#####

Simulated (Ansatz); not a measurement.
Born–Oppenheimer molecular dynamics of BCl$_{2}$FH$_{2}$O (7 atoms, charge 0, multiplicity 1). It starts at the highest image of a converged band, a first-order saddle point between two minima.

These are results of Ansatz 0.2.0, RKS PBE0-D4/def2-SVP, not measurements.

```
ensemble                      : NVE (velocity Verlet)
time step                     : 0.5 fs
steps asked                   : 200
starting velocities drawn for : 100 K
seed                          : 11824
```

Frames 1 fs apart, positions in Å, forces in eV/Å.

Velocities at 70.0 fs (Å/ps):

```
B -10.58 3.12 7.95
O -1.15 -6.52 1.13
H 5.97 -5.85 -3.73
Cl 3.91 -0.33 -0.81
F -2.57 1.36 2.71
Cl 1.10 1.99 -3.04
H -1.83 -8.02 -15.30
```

#####

> **Work request**:
Please quote the data above in full, with no line missing.

> **Task output**:
Simulated (Ansatz); not a measurement.
Born–Oppenheimer molecular dynamics of BCl$_{2}$FH$_{2}$O (7 atoms, charge 0, multiplicity 1). It starts at the highest image of a converged band, a first-order saddle point between two minima.

These are results of Ansatz 0.2.0, RKS PBE0-D4/def2-SVP, not measurements.

```
ensemble                      : NVE (velocity Verlet)
time step                     : 0.5 fs
steps asked                   : 200
starting velocities drawn for : 100 K
seed                          : 11824
```

Frames 1 fs apart, positions in Å, forces in eV/Å.

Velocities at 70.0 fs (Å/ps):

```
B -10.58 3.12 7.95
O -1.15 -6.52 1.13
H 5.97 -5.85 -3.73
Cl 3.91 -0.33 -0.81
F -2.57 1.36 2.71
Cl 1.10 1.99 -3.04
H -1.83 -8.02 -15.30
```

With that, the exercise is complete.